Word for word, restate the lines from the start of the data below through the line containing "Problem. How do".

Stored data START

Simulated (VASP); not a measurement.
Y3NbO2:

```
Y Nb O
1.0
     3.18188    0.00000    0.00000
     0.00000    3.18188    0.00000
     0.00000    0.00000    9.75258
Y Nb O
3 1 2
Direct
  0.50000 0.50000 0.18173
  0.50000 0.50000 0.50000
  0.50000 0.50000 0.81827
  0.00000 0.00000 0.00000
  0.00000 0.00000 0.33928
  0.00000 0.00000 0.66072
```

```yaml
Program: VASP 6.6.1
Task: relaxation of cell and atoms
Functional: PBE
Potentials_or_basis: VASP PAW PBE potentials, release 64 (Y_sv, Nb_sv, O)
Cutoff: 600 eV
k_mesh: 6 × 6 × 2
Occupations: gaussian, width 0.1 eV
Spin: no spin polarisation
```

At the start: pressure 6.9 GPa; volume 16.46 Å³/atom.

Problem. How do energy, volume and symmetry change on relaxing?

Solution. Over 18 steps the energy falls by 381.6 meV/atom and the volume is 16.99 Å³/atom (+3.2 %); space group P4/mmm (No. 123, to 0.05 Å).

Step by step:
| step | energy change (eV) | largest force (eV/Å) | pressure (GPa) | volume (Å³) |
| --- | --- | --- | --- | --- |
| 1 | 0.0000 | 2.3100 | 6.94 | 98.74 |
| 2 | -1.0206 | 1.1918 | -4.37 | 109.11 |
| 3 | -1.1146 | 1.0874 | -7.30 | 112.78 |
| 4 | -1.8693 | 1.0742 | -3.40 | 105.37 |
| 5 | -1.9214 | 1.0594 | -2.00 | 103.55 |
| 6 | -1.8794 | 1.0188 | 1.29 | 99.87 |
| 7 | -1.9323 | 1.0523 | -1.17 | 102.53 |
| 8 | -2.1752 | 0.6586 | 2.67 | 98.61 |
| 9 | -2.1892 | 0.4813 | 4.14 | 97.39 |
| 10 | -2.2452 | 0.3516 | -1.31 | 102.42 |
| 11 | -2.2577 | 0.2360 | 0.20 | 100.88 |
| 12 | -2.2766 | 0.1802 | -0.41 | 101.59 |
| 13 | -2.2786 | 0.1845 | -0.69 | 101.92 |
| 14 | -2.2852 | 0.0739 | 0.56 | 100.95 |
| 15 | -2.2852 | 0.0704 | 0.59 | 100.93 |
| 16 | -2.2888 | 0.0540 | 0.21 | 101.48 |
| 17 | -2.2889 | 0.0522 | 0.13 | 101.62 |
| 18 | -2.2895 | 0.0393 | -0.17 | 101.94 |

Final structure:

Stored data END

**Written reply**
Simulated (VASP); not a measurement.
Y3NbO2:

```
Y Nb O
1.0
     3.18188    0.00000    0.00000
     0.00000    3.18188    0.00000
     0.00000    0.00000    9.75258
Y Nb O
3 1 2
Direct
  0.50000 0.50000 0.18173
  0.50000 0.50000 0.50000
  0.50000 0.50000 0.81827
  0.00000 0.00000 0.00000
  0.00000 0.00000 0.33928
  0.00000 0.00000 0.66072
```

```yaml
Program: VASP 6.6.1
Task: relaxation of cell and atoms
Functional: PBE
Potentials_or_basis: VASP PAW PBE potentials, release 64 (Y_sv, Nb_sv, O)
Cutoff: 600 eV
k_mesh: 6 × 6 × 2
Occupations: gaussian, width 0.1 eV
Spin: no spin polarisation
```

At the start: pressure 6.9 GPa; volume 16.46 Å³/atom.

Problem. How do energy, volume and symmetry change on relaxing?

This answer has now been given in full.